### Work request
With the line that contains "Its results: band" as the final line, return every line from the start of the data below exactly.

- - - -

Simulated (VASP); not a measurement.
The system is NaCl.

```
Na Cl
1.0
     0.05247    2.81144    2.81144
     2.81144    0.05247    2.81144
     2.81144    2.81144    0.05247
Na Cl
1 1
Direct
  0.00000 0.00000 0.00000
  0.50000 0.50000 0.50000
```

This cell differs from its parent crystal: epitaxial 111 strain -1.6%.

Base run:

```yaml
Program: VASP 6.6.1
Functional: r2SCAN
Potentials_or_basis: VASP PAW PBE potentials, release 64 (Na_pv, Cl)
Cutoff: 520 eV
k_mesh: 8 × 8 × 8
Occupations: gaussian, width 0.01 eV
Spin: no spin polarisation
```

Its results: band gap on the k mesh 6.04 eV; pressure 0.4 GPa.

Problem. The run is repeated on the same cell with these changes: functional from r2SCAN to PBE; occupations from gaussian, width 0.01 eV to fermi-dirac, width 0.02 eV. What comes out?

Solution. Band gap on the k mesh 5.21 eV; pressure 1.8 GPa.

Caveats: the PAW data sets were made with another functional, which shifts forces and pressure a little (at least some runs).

- - - -

### Exercise solution
Simulated (VASP); not a measurement.
The system is NaCl.

```
Na Cl
1.0
     0.05247    2.81144    2.81144
     2.81144    0.05247    2.81144
     2.81144    2.81144    0.05247
Na Cl
1 1
Direct
  0.00000 0.00000 0.00000
  0.50000 0.50000 0.50000
```

This cell differs from its parent crystal: epitaxial 111 strain -1.6%.

Base run:

```yaml
Program: VASP 6.6.1
Functional: r2SCAN
Potentials_or_basis: VASP PAW PBE potentials, release 64 (Na_pv, Cl)
Cutoff: 520 eV
k_mesh: 8 × 8 × 8
Occupations: gaussian, width 0.01 eV
Spin: no spin polarisation
```

Its results: band gap on the k mesh 6.04 eV; pressure 0.4 GPa.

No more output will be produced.